◆ MATERIAL SHOWN ◆
__________________________________________________

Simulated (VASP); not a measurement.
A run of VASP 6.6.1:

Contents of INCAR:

__________________________________________________

◆ TASK ITEM ◆
Repeat the records word for word.

◆ ANSWER SECTION ◆
Simulated (VASP); not a measurement.
A run of VASP 6.6.1:

Contents of INCAR:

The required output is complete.